**Data shown**
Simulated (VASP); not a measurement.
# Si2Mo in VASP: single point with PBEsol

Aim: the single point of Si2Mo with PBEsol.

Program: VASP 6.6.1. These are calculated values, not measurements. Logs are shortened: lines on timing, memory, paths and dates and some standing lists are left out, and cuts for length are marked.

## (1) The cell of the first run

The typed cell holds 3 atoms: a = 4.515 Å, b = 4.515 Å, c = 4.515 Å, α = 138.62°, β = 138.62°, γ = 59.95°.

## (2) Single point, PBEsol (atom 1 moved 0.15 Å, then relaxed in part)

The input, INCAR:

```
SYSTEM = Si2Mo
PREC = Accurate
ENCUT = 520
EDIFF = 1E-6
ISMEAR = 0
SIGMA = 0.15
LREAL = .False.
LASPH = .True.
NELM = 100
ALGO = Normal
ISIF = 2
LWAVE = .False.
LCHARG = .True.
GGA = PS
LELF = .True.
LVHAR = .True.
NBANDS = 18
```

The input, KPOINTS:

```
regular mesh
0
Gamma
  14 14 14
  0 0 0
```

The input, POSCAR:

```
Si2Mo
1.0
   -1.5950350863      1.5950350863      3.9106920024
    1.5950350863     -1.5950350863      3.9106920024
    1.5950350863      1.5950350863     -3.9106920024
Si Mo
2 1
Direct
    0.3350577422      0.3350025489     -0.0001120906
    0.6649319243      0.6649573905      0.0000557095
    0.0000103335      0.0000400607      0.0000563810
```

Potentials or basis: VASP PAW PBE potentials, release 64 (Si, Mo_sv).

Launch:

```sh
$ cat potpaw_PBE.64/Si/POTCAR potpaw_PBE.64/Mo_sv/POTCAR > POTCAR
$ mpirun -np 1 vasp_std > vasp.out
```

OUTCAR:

**Brief**
Above are the entries; repeat their lines exactly, from the first through the one that contains "## (1) The cell of the first run".

**Reply**
Simulated (VASP); not a measurement.
# Si2Mo in VASP: single point with PBEsol

Aim: the single point of Si2Mo with PBEsol.

Program: VASP 6.6.1. These are calculated values, not measurements. Logs are shortened: lines on timing, memory, paths and dates and some standing lists are left out, and cuts for length are marked.

## (1) The cell of the first run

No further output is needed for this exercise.